ACTIVITY
Print out each record, keeping it identical to the original.

========
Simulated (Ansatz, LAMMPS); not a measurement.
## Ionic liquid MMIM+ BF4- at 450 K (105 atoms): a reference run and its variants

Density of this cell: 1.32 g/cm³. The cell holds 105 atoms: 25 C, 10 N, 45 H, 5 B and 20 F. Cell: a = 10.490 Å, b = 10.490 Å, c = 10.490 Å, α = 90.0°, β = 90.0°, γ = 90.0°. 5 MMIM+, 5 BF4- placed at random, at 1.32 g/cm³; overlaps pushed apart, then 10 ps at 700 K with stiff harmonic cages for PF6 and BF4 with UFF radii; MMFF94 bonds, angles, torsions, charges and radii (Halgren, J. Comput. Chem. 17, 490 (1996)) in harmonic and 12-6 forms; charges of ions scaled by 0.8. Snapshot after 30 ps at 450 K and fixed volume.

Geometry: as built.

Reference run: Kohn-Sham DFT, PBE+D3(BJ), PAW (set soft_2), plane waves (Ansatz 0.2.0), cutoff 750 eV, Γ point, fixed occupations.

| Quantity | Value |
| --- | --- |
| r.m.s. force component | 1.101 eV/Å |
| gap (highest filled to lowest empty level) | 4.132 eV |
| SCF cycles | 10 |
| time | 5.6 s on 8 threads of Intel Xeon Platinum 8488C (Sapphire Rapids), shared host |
========

RESPONSE BOX
Simulated (Ansatz, LAMMPS); not a measurement.
## Ionic liquid MMIM+ BF4- at 450 K (105 atoms): a reference run and its variants

Density of this cell: 1.32 g/cm³. The cell holds 105 atoms: 25 C, 10 N, 45 H, 5 B and 20 F. Cell: a = 10.490 Å, b = 10.490 Å, c = 10.490 Å, α = 90.0°, β = 90.0°, γ = 90.0°. 5 MMIM+, 5 BF4- placed at random, at 1.32 g/cm³; overlaps pushed apart, then 10 ps at 700 K with stiff harmonic cages for PF6 and BF4 with UFF radii; MMFF94 bonds, angles, torsions, charges and radii (Halgren, J. Comput. Chem. 17, 490 (1996)) in harmonic and 12-6 forms; charges of ions scaled by 0.8. Snapshot after 30 ps at 450 K and fixed volume.

Geometry: as built.

Reference run: Kohn-Sham DFT, PBE+D3(BJ), PAW (set soft_2), plane waves (Ansatz 0.2.0), cutoff 750 eV, Γ point, fixed occupations.

| Quantity | Value |
| --- | --- |
| r.m.s. force component | 1.101 eV/Å |
| gap (highest filled to lowest empty level) | 4.132 eV |
| SCF cycles | 10 |
| time | 5.6 s on 8 threads of Intel Xeon Platinum 8488C (Sapphire Rapids), shared host |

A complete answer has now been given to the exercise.